ACTIVITY:
Could you return all of the listing below exactly, please?

MATERIAL SUPPLIED:
********

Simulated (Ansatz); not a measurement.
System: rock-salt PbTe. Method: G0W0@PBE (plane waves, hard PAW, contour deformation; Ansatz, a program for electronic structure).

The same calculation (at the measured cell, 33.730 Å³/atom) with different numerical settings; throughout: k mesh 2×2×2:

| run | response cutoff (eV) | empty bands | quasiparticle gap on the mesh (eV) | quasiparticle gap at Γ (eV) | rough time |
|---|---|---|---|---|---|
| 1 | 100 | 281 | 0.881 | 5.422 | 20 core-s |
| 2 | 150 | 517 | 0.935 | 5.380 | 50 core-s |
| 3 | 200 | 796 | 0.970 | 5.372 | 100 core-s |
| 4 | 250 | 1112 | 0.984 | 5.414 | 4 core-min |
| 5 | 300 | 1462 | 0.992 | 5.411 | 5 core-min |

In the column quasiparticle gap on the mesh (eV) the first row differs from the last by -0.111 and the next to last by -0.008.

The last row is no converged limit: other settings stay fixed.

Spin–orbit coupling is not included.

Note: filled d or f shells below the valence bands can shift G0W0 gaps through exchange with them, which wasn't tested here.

********

RESPONSE:
Simulated (Ansatz); not a measurement.
System: rock-salt PbTe. Method: G0W0@PBE (plane waves, hard PAW, contour deformation; Ansatz, a program for electronic structure).

The same calculation (at the measured cell, 33.730 Å³/atom) with different numerical settings; throughout: k mesh 2×2×2:

| run | response cutoff (eV) | empty bands | quasiparticle gap on the mesh (eV) | quasiparticle gap at Γ (eV) | rough time |
|---|---|---|---|---|---|
| 1 | 100 | 281 | 0.881 | 5.422 | 20 core-s |
| 2 | 150 | 517 | 0.935 | 5.380 | 50 core-s |
| 3 | 200 | 796 | 0.970 | 5.372 | 100 core-s |
| 4 | 250 | 1112 | 0.984 | 5.414 | 4 core-min |
| 5 | 300 | 1462 | 0.992 | 5.411 | 5 core-min |

In the column quasiparticle gap on the mesh (eV) the first row differs from the last by -0.111 and the next to last by -0.008.

The last row is no converged limit: other settings stay fixed.

Spin–orbit coupling is not included.

Note: filled d or f shells below the valence bands can shift G0W0 gaps through exchange with them, which wasn't tested here.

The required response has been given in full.